**Extracted records**
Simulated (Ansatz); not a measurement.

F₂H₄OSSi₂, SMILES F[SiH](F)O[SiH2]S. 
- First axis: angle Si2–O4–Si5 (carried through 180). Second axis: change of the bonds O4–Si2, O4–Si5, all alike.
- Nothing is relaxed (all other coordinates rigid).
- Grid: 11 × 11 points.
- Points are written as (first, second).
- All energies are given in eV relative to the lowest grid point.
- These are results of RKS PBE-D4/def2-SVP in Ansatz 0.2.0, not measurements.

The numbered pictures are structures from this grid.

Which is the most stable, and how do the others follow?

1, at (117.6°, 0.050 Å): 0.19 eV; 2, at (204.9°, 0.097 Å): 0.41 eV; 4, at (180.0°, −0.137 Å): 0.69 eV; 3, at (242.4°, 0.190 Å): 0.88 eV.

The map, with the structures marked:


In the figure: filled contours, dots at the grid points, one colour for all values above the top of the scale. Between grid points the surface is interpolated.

**Brief**
Output the full listing exactly as it stands.

**Answer box**
Simulated (Ansatz); not a measurement.

F₂H₄OSSi₂, SMILES F[SiH](F)O[SiH2]S. 
- First axis: angle Si2–O4–Si5 (carried through 180). Second axis: change of the bonds O4–Si2, O4–Si5, all alike.
- Nothing is relaxed (all other coordinates rigid).
- Grid: 11 × 11 points.
- Points are written as (first, second).
- All energies are given in eV relative to the lowest grid point.
- These are results of RKS PBE-D4/def2-SVP in Ansatz 0.2.0, not measurements.

The numbered pictures are structures from this grid.

Which is the most stable, and how do the others follow?

1, at (117.6°, 0.050 Å): 0.19 eV; 2, at (204.9°, 0.097 Å): 0.41 eV; 4, at (180.0°, −0.137 Å): 0.69 eV; 3, at (242.4°, 0.190 Å): 0.88 eV.

The map, with the structures marked:


In the figure: filled contours, dots at the grid points, one colour for all values above the top of the scale. Between grid points the surface is interpolated.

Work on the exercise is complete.